◆ Work instruction
Exactly retype the lines of the material from its first line to the line with "none | none | - |", including both.

◆ Dataset entries
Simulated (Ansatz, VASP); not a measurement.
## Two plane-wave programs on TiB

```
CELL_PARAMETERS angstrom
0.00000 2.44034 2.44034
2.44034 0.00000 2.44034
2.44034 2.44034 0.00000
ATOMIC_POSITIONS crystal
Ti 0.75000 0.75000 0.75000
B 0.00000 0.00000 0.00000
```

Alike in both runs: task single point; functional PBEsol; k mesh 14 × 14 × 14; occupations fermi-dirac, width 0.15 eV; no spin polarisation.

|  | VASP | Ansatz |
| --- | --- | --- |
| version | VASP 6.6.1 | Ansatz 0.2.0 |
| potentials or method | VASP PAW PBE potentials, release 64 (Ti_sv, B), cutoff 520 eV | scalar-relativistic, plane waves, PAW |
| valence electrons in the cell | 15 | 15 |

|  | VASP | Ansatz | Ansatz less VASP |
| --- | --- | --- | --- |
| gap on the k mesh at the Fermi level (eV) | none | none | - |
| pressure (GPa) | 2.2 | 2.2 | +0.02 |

◆ Reply
Simulated (Ansatz, VASP); not a measurement.
## Two plane-wave programs on TiB

```
CELL_PARAMETERS angstrom
0.00000 2.44034 2.44034
2.44034 0.00000 2.44034
2.44034 2.44034 0.00000
ATOMIC_POSITIONS crystal
Ti 0.75000 0.75000 0.75000
B 0.00000 0.00000 0.00000
```

Alike in both runs: task single point; functional PBEsol; k mesh 14 × 14 × 14; occupations fermi-dirac, width 0.15 eV; no spin polarisation.

|  | VASP | Ansatz |
| --- | --- | --- |
| version | VASP 6.6.1 | Ansatz 0.2.0 |
| potentials or method | VASP PAW PBE potentials, release 64 (Ti_sv, B), cutoff 520 eV | scalar-relativistic, plane waves, PAW |
| valence electrons in the cell | 15 | 15 |

|  | VASP | Ansatz | Ansatz less VASP |
| --- | --- | --- | --- |
| gap on the k mesh at the Fermi level (eV) | none | none | - |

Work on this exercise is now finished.